## Task item
Here is a block of entries. Write out its lines exactly, from the first through the one containing "Generalised stacking fault".

## Provided data
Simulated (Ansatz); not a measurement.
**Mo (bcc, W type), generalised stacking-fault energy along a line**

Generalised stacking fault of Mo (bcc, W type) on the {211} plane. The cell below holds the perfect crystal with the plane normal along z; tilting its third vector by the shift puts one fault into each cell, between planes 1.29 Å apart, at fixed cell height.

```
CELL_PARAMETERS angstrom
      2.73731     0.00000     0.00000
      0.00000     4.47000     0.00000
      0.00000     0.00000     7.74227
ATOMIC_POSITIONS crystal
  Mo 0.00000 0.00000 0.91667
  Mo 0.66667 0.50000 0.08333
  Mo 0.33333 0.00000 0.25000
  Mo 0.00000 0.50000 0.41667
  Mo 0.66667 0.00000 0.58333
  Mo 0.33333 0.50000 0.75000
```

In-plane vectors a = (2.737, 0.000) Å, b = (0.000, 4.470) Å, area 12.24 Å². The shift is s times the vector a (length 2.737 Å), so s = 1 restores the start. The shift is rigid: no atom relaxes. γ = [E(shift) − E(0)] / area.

## Solution
Simulated (Ansatz); not a measurement.
**Mo (bcc, W type), generalised stacking-fault energy along a line**

Generalised stacking fault of Mo (bcc, W type) on the {211} plane. The cell below holds the perfect crystal with the plane normal along z; tilting its third vector by the shift puts one fault into each cell, between planes 1.29 Å apart, at fixed cell height.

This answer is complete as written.